_____

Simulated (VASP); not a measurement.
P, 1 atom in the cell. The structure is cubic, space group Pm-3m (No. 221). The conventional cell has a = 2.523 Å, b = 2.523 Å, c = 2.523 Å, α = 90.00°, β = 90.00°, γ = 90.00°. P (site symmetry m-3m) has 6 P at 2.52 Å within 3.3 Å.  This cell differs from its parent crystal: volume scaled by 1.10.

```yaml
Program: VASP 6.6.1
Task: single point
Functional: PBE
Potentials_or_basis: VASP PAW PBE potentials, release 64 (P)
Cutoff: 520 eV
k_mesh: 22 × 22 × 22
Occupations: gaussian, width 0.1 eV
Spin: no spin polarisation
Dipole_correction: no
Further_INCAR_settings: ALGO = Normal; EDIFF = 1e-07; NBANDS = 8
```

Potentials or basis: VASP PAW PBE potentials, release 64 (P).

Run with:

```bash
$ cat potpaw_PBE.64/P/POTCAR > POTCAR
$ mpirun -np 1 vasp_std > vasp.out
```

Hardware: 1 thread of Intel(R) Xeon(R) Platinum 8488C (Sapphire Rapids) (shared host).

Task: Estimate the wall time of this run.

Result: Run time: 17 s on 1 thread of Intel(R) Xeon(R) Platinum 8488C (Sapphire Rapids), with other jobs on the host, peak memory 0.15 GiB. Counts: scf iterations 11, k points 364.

_____

Please print verbatim each line from the first line of the entries above to the line that contains "Task: Estimate the wall time of this run.", inclusive, and nothing more.

**Task answer**
Simulated (VASP); not a measurement.
P, 1 atom in the cell. The structure is cubic, space group Pm-3m (No. 221). The conventional cell has a = 2.523 Å, b = 2.523 Å, c = 2.523 Å, α = 90.00°, β = 90.00°, γ = 90.00°. P (site symmetry m-3m) has 6 P at 2.52 Å within 3.3 Å.  This cell differs from its parent crystal: volume scaled by 1.10.

```yaml
Program: VASP 6.6.1
Task: single point
Functional: PBE
Potentials_or_basis: VASP PAW PBE potentials, release 64 (P)
Cutoff: 520 eV
k_mesh: 22 × 22 × 22
Occupations: gaussian, width 0.1 eV
Spin: no spin polarisation
Dipole_correction: no
Further_INCAR_settings: ALGO = Normal; EDIFF = 1e-07; NBANDS = 8
```

Potentials or basis: VASP PAW PBE potentials, release 64 (P).

Run with:

```bash
$ cat potpaw_PBE.64/P/POTCAR > POTCAR
$ mpirun -np 1 vasp_std > vasp.out
```

Hardware: 1 thread of Intel(R) Xeon(R) Platinum 8488C (Sapphire Rapids) (shared host).

Task: Estimate the wall time of this run.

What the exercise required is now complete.